Below are entries; print them exactly from the first line through the one containing "At the start: pressure".

EXCERPTED DATA ▸
※ ※ ※

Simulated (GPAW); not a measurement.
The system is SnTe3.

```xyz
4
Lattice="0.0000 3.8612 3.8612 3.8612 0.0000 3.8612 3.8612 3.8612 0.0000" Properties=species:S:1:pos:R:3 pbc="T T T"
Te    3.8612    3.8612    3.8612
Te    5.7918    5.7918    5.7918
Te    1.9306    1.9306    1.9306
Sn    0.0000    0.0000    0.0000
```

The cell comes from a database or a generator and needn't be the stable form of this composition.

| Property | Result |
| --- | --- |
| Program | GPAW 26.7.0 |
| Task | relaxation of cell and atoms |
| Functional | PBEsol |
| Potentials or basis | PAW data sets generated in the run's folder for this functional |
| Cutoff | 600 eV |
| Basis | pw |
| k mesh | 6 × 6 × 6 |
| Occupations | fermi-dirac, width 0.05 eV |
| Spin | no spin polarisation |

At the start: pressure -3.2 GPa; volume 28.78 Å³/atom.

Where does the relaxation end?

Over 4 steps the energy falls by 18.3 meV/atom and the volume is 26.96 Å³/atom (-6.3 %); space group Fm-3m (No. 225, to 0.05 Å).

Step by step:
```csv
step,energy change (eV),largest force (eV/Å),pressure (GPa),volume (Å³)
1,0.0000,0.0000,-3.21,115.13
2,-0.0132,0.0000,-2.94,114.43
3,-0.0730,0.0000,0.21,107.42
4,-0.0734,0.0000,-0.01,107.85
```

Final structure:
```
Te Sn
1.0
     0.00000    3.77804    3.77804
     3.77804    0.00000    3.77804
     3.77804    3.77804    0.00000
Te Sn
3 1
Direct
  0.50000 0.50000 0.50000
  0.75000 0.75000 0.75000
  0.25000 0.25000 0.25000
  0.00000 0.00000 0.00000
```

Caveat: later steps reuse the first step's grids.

※ ※ ※

WRITTEN REPLY ▸
Simulated (GPAW); not a measurement.
The system is SnTe3.

```xyz
4
Lattice="0.0000 3.8612 3.8612 3.8612 0.0000 3.8612 3.8612 3.8612 0.0000" Properties=species:S:1:pos:R:3 pbc="T T T"
Te    3.8612    3.8612    3.8612
Te    5.7918    5.7918    5.7918
Te    1.9306    1.9306    1.9306
Sn    0.0000    0.0000    0.0000
```

The cell comes from a database or a generator and needn't be the stable form of this composition.

| Property | Result |
| --- | --- |
| Program | GPAW 26.7.0 |
| Task | relaxation of cell and atoms |
| Functional | PBEsol |
| Potentials or basis | PAW data sets generated in the run's folder for this functional |
| Cutoff | 600 eV |
| Basis | pw |
| k mesh | 6 × 6 × 6 |
| Occupations | fermi-dirac, width 0.05 eV |
| Spin | no spin polarisation |

At the start: pressure -3.2 GPa; volume 28.78 Å³/atom.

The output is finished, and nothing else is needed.